Data supplied:
===

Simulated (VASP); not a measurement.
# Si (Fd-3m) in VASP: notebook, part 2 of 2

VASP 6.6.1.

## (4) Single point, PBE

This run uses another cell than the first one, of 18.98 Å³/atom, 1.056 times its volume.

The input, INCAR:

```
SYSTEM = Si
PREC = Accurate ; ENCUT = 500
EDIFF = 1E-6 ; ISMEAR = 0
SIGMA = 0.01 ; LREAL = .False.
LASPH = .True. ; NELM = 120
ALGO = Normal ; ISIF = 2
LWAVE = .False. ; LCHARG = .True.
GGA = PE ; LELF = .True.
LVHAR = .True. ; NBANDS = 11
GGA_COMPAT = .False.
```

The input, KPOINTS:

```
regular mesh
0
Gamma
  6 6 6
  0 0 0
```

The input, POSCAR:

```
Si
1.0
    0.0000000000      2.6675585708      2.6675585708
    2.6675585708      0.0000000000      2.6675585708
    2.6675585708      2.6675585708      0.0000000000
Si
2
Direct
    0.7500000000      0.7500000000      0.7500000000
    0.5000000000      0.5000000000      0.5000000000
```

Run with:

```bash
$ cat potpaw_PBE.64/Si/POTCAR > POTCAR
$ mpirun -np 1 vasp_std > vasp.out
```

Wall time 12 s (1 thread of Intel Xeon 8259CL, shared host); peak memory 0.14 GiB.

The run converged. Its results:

===

Work request: Transcribe the data above so that every line matches exactly.

Written solution:
Simulated (VASP); not a measurement.
# Si (Fd-3m) in VASP: notebook, part 2 of 2

VASP 6.6.1.

## (4) Single point, PBE

This run uses another cell than the first one, of 18.98 Å³/atom, 1.056 times its volume.

The input, INCAR:

```
SYSTEM = Si
PREC = Accurate ; ENCUT = 500
EDIFF = 1E-6 ; ISMEAR = 0
SIGMA = 0.01 ; LREAL = .False.
LASPH = .True. ; NELM = 120
ALGO = Normal ; ISIF = 2
LWAVE = .False. ; LCHARG = .True.
GGA = PE ; LELF = .True.
LVHAR = .True. ; NBANDS = 11
GGA_COMPAT = .False.
```

The input, KPOINTS:

```
regular mesh
0
Gamma
  6 6 6
  0 0 0
```

The input, POSCAR:

```
Si
1.0
    0.0000000000      2.6675585708      2.6675585708
    2.6675585708      0.0000000000      2.6675585708
    2.6675585708      2.6675585708      0.0000000000
Si
2
Direct
    0.7500000000      0.7500000000      0.7500000000
    0.5000000000      0.5000000000      0.5000000000
```

Run with:

```bash
$ cat potpaw_PBE.64/Si/POTCAR > POTCAR
$ mpirun -np 1 vasp_std > vasp.out
```

Wall time 12 s (1 thread of Intel Xeon 8259CL, shared host); peak memory 0.14 GiB.

The run converged. Its results:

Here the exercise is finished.